SUPPLIED ENTRIES:
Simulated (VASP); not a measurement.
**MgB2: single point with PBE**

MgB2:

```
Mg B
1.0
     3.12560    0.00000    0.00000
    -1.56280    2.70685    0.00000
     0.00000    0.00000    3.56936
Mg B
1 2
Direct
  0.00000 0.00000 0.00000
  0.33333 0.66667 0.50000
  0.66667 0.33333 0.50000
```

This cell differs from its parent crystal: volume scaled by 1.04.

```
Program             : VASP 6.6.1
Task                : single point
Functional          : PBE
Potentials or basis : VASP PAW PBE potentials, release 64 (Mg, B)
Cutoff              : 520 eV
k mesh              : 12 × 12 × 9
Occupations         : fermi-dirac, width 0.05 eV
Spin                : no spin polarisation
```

ACTION ITEM:
Nothing in the data may be omitted; transcribe it exactly.

ANSWER SPACE:
Simulated (VASP); not a measurement.
**MgB2: single point with PBE**

MgB2:

```
Mg B
1.0
     3.12560    0.00000    0.00000
    -1.56280    2.70685    0.00000
     0.00000    0.00000    3.56936
Mg B
1 2
Direct
  0.00000 0.00000 0.00000
  0.33333 0.66667 0.50000
  0.66667 0.33333 0.50000
```

This cell differs from its parent crystal: volume scaled by 1.04.

```
Program             : VASP 6.6.1
Task                : single point
Functional          : PBE
Potentials or basis : VASP PAW PBE potentials, release 64 (Mg, B)
Cutoff              : 520 eV
k mesh              : 12 × 12 × 9
Occupations         : fermi-dirac, width 0.05 eV
Spin                : no spin polarisation
```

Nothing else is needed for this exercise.